+-------+

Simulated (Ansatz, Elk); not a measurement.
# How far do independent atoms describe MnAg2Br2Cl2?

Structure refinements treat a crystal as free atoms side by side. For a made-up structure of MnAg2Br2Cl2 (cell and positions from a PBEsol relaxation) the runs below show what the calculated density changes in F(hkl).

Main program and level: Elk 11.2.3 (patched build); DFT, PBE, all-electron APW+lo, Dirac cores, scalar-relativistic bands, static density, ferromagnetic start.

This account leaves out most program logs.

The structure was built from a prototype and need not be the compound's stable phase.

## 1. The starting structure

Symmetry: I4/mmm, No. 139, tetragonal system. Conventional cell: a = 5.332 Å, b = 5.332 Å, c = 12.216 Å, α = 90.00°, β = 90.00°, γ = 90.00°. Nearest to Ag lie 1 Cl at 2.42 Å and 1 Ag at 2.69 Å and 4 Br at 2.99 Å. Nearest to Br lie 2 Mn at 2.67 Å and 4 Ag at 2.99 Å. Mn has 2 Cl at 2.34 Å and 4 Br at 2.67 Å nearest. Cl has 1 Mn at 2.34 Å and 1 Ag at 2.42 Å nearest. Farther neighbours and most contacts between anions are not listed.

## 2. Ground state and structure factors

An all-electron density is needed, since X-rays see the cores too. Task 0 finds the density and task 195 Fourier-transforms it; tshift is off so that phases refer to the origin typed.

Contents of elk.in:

+-------+

ACTION ITEM ▸
In the listing above, find the line containing "Symmetry: I4/mmm, No." and the line containing "## 2. Ground state and structure factors". Output them and every line between, exactly, and nothing else.

WRITTEN RESPONSE ▸
Symmetry: I4/mmm, No. 139, tetragonal system. Conventional cell: a = 5.332 Å, b = 5.332 Å, c = 12.216 Å, α = 90.00°, β = 90.00°, γ = 90.00°. Nearest to Ag lie 1 Cl at 2.42 Å and 1 Ag at 2.69 Å and 4 Br at 2.99 Å. Nearest to Br lie 2 Mn at 2.67 Å and 4 Ag at 2.99 Å. Mn has 2 Cl at 2.34 Å and 4 Br at 2.67 Å nearest. Cl has 1 Mn at 2.34 Å and 1 Ag at 2.42 Å nearest. Farther neighbours and most contacts between anions are not listed.

## 2. Ground state and structure factors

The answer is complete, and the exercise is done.